**Brief**: Could you set down exactly the lines in the records below between the line holding "The pressure is" and the line holding "It took 120", inclusive?

**Source material**:
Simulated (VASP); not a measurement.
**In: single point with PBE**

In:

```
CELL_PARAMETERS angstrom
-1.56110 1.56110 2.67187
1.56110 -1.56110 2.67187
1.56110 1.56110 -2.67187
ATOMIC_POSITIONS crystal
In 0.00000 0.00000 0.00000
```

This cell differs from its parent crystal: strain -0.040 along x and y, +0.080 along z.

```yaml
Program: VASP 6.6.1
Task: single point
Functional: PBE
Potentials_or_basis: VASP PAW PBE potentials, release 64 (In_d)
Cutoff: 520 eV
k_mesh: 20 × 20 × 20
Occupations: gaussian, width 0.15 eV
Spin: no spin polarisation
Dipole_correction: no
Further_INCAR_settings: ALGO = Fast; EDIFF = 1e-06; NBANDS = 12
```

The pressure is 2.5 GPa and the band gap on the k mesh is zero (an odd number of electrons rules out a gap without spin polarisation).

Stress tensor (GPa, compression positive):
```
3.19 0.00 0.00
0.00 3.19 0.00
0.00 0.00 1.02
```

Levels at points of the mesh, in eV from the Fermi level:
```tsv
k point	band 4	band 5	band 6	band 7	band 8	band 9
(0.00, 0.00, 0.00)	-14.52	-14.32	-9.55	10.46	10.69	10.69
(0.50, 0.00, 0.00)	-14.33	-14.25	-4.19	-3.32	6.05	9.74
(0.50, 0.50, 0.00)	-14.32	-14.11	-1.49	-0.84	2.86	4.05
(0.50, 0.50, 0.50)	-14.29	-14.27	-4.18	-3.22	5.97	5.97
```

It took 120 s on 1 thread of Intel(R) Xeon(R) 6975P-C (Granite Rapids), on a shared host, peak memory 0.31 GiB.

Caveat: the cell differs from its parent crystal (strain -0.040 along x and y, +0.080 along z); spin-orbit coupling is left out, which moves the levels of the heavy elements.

**Response**:
The pressure is 2.5 GPa and the band gap on the k mesh is zero (an odd number of electrons rules out a gap without spin polarisation).

Stress tensor (GPa, compression positive):
```
3.19 0.00 0.00
0.00 3.19 0.00
0.00 0.00 1.02
```

Levels at points of the mesh, in eV from the Fermi level:
```tsv
k point	band 4	band 5	band 6	band 7	band 8	band 9
(0.00, 0.00, 0.00)	-14.52	-14.32	-9.55	10.46	10.69	10.69
(0.50, 0.00, 0.00)	-14.33	-14.25	-4.19	-3.32	6.05	9.74
(0.50, 0.50, 0.00)	-14.32	-14.11	-1.49	-0.84	2.86	4.05
(0.50, 0.50, 0.50)	-14.29	-14.27	-4.18	-3.22	5.97	5.97
```

It took 120 s on 1 thread of Intel(R) Xeon(R) 6975P-C (Granite Rapids), on a shared host, peak memory 0.31 GiB.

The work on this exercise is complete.